» Given information
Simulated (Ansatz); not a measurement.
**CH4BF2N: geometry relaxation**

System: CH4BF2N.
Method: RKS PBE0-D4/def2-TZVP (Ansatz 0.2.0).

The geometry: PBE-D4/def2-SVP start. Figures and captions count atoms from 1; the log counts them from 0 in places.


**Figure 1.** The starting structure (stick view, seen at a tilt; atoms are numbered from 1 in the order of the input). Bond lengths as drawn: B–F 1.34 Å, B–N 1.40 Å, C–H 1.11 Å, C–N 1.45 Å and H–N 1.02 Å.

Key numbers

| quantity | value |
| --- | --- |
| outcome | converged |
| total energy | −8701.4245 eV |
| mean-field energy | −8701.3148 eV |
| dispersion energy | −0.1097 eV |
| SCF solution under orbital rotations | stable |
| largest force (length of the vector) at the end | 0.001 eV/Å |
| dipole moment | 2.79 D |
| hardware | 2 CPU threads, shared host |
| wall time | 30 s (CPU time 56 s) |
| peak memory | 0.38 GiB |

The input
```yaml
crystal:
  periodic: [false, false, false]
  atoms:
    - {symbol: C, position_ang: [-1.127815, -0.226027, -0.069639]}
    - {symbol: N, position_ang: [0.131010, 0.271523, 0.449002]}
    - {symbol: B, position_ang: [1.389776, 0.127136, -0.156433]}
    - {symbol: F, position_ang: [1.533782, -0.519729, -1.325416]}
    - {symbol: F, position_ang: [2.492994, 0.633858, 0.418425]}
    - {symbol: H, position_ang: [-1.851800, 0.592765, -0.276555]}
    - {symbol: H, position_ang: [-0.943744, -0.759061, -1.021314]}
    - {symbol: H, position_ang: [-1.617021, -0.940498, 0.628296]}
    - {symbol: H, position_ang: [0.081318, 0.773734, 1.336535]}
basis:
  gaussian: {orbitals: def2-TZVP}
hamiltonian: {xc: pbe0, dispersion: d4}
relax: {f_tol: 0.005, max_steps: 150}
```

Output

» Work task
Copy out word for word each line of the listing, from the very first line down to the line containing "The geometry: PBE-D4/def2-SVP", and stop after that line.

» Written reply
Simulated (Ansatz); not a measurement.
**CH4BF2N: geometry relaxation**

System: CH4BF2N.
Method: RKS PBE0-D4/def2-TZVP (Ansatz 0.2.0).

The geometry: PBE-D4/def2-SVP start. Figures and captions count atoms from 1; the log counts them from 0 in places.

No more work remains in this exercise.